--
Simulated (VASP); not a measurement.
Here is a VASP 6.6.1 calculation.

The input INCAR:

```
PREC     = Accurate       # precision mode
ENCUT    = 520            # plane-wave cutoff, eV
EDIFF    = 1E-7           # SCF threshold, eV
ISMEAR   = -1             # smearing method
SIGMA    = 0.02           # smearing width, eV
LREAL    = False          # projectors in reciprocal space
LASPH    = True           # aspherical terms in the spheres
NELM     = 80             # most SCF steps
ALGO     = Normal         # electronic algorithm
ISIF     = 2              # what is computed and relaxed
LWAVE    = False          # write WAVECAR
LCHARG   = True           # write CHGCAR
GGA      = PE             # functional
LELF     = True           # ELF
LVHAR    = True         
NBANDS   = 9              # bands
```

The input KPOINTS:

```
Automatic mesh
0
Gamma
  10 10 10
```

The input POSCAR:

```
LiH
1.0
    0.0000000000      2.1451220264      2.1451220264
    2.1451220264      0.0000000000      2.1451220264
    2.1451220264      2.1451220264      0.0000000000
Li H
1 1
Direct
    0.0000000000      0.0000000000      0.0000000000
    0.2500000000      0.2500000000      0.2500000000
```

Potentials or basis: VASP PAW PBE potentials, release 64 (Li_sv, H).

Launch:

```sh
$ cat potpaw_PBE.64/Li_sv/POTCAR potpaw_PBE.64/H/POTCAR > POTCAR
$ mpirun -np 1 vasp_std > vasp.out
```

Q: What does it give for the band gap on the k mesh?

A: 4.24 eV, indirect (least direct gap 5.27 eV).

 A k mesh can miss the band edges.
--

Repeat the whole of the data verbatim, as it reads above.

→ **Exercise output**
Simulated (VASP); not a measurement.
Here is a VASP 6.6.1 calculation.

The input INCAR:

```
PREC     = Accurate       # precision mode
ENCUT    = 520            # plane-wave cutoff, eV
EDIFF    = 1E-7           # SCF threshold, eV
ISMEAR   = -1             # smearing method
SIGMA    = 0.02           # smearing width, eV
LREAL    = False          # projectors in reciprocal space
LASPH    = True           # aspherical terms in the spheres
NELM     = 80             # most SCF steps
ALGO     = Normal         # electronic algorithm
ISIF     = 2              # what is computed and relaxed
LWAVE    = False          # write WAVECAR
LCHARG   = True           # write CHGCAR
GGA      = PE             # functional
LELF     = True           # ELF
LVHAR    = True         
NBANDS   = 9              # bands
```

The input KPOINTS:

```
Automatic mesh
0
Gamma
  10 10 10
```

The input POSCAR:

```
LiH
1.0
    0.0000000000      2.1451220264      2.1451220264
    2.1451220264      0.0000000000      2.1451220264
    2.1451220264      2.1451220264      0.0000000000
Li H
1 1
Direct
    0.0000000000      0.0000000000      0.0000000000
    0.2500000000      0.2500000000      0.2500000000
```

Potentials or basis: VASP PAW PBE potentials, release 64 (Li_sv, H).

Launch:

```sh
$ cat potpaw_PBE.64/Li_sv/POTCAR potpaw_PBE.64/H/POTCAR > POTCAR
$ mpirun -np 1 vasp_std > vasp.out
```

Q: What does it give for the band gap on the k mesh?

A: 4.24 eV, indirect (least direct gap 5.27 eV).

 A k mesh can miss the band edges.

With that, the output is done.